## Work instruction
Beginning at the line containing "H→L+3 (25%) |" in the material below and ending at the line containing "H-2→L (12%) |", return each line exactly and add nothing.

## Recorded data
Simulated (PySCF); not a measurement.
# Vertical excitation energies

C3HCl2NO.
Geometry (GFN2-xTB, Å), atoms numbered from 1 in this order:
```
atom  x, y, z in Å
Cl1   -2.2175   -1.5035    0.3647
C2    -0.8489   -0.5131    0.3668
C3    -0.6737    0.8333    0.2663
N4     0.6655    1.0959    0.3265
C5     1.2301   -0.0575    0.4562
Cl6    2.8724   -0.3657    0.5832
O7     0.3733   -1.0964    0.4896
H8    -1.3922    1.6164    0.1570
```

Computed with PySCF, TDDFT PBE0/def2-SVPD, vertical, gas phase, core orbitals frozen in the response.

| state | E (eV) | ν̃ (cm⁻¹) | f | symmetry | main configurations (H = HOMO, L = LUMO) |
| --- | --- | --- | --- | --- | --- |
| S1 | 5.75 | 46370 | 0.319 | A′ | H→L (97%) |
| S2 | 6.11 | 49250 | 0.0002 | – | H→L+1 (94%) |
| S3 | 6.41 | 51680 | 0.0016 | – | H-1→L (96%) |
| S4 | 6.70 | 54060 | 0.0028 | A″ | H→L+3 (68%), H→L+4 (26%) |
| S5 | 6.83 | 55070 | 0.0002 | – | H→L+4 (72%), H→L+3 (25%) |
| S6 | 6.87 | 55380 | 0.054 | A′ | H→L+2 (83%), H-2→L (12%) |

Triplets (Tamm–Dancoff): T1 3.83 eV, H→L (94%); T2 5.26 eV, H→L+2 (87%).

## Exercise result
| S5 | 6.83 | 55070 | 0.0002 | – | H→L+4 (72%), H→L+3 (25%) |
| S6 | 6.87 | 55380 | 0.054 | A′ | H→L+2 (83%), H-2→L (12%) |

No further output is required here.